## WORK TASK:
Make an exact copy of every record that follows.

>>>

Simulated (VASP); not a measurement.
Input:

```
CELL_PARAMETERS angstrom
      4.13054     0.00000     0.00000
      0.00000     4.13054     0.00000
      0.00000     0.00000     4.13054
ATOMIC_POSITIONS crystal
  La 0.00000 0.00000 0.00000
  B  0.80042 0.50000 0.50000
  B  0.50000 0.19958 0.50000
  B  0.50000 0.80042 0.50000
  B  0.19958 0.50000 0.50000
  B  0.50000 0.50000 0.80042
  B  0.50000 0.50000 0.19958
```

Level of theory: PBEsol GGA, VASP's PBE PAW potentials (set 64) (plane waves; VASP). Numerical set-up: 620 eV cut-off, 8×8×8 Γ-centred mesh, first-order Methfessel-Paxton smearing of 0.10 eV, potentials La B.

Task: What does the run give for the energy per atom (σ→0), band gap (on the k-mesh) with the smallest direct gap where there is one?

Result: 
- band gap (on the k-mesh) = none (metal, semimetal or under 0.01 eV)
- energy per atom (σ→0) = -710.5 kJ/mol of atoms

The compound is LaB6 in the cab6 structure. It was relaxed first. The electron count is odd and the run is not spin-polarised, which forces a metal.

<<<

## YOUR RESPONSE:
Simulated (VASP); not a measurement.
Input:

```
CELL_PARAMETERS angstrom
      4.13054     0.00000     0.00000
      0.00000     4.13054     0.00000
      0.00000     0.00000     4.13054
ATOMIC_POSITIONS crystal
  La 0.00000 0.00000 0.00000
  B  0.80042 0.50000 0.50000
  B  0.50000 0.19958 0.50000
  B  0.50000 0.80042 0.50000
  B  0.19958 0.50000 0.50000
  B  0.50000 0.50000 0.80042
  B  0.50000 0.50000 0.19958
```

Level of theory: PBEsol GGA, VASP's PBE PAW potentials (set 64) (plane waves; VASP). Numerical set-up: 620 eV cut-off, 8×8×8 Γ-centred mesh, first-order Methfessel-Paxton smearing of 0.10 eV, potentials La B.

Task: What does the run give for the energy per atom (σ→0), band gap (on the k-mesh) with the smallest direct gap where there is one?

Result: 
- band gap (on the k-mesh) = none (metal, semimetal or under 0.01 eV)
- energy per atom (σ→0) = -710.5 kJ/mol of atoms

The compound is LaB6 in the cab6 structure. It was relaxed first. The electron count is odd and the run is not spin-polarised, which forces a metal.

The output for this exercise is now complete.